ACTION ITEM:
Transcribe only the lines between the first line of the records and the line containing "Solution. Band gap", inclusive, exactly as written.

--------------------
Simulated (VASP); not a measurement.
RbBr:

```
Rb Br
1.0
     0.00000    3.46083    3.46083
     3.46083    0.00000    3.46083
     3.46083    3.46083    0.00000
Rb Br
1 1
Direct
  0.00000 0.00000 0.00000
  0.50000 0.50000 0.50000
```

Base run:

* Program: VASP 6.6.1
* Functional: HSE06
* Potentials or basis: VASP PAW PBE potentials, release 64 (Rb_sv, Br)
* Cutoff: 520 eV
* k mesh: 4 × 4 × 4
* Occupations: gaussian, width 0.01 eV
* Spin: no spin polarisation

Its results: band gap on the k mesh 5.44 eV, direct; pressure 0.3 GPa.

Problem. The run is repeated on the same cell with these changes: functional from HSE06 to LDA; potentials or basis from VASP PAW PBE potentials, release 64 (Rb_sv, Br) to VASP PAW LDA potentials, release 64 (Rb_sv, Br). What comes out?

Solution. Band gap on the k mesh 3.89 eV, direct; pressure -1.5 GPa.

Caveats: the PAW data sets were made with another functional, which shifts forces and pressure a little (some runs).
--------------------

TASK ANSWER:
Simulated (VASP); not a measurement.
RbBr:

```
Rb Br
1.0
     0.00000    3.46083    3.46083
     3.46083    0.00000    3.46083
     3.46083    3.46083    0.00000
Rb Br
1 1
Direct
  0.00000 0.00000 0.00000
  0.50000 0.50000 0.50000
```

Base run:

* Program: VASP 6.6.1
* Functional: HSE06
* Potentials or basis: VASP PAW PBE potentials, release 64 (Rb_sv, Br)
* Cutoff: 520 eV
* k mesh: 4 × 4 × 4
* Occupations: gaussian, width 0.01 eV
* Spin: no spin polarisation

Its results: band gap on the k mesh 5.44 eV, direct; pressure 0.3 GPa.

Problem. The run is repeated on the same cell with these changes: functional from HSE06 to LDA; potentials or basis from VASP PAW PBE potentials, release 64 (Rb_sv, Br) to VASP PAW LDA potentials, release 64 (Rb_sv, Br). What comes out?

Solution. Band gap on the k mesh 3.89 eV, direct; pressure -1.5 GPa.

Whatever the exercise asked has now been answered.